For this task, every record below must be reproduced exactly.

[[ Data section open ]]

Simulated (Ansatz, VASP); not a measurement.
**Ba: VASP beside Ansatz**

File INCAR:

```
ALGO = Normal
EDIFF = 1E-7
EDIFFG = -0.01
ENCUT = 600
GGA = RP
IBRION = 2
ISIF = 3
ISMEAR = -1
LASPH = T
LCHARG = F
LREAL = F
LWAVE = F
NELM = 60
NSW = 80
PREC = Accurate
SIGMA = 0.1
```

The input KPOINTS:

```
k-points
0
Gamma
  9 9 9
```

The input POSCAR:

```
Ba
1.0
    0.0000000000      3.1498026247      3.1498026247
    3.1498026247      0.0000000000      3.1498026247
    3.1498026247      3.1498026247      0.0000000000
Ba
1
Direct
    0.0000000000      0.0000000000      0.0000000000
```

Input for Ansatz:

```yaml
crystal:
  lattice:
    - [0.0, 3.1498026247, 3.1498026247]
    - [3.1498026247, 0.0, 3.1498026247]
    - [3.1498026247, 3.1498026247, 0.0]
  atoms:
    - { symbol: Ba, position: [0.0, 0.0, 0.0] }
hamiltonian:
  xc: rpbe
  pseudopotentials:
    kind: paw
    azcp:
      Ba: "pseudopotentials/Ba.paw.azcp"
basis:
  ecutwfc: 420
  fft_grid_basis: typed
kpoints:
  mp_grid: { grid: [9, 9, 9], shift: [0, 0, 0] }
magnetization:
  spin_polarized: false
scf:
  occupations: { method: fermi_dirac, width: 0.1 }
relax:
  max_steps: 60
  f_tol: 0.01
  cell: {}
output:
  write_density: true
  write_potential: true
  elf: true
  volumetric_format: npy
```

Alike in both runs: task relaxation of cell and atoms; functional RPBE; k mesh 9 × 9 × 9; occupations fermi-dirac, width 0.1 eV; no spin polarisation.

[[ Data section closed ]]

(Written solution):
Simulated (Ansatz, VASP); not a measurement.
**Ba: VASP beside Ansatz**

File INCAR:

```
ALGO = Normal
EDIFF = 1E-7
EDIFFG = -0.01
ENCUT = 600
GGA = RP
IBRION = 2
ISIF = 3
ISMEAR = -1
LASPH = T
LCHARG = F
LREAL = F
LWAVE = F
NELM = 60
NSW = 80
PREC = Accurate
SIGMA = 0.1
```

The input KPOINTS:

```
k-points
0
Gamma
  9 9 9
```

The input POSCAR:

```
Ba
1.0
    0.0000000000      3.1498026247      3.1498026247
    3.1498026247      0.0000000000      3.1498026247
    3.1498026247      3.1498026247      0.0000000000
Ba
1
Direct
    0.0000000000      0.0000000000      0.0000000000
```

Input for Ansatz:

```yaml
crystal:
  lattice:
    - [0.0, 3.1498026247, 3.1498026247]
    - [3.1498026247, 0.0, 3.1498026247]
    - [3.1498026247, 3.1498026247, 0.0]
  atoms:
    - { symbol: Ba, position: [0.0, 0.0, 0.0] }
hamiltonian:
  xc: rpbe
  pseudopotentials:
    kind: paw
    azcp:
      Ba: "pseudopotentials/Ba.paw.azcp"
basis:
  ecutwfc: 420
  fft_grid_basis: typed
kpoints:
  mp_grid: { grid: [9, 9, 9], shift: [0, 0, 0] }
magnetization:
  spin_polarized: false
scf:
  occupations: { method: fermi_dirac, width: 0.1 }
relax:
  max_steps: 60
  f_tol: 0.01
  cell: {}
output:
  write_density: true
  write_potential: true
  elf: true
  volumetric_format: npy
```

Alike in both runs: task relaxation of cell and atoms; functional RPBE; k mesh 9 × 9 × 9; occupations fermi-dirac, width 0.1 eV; no spin polarisation.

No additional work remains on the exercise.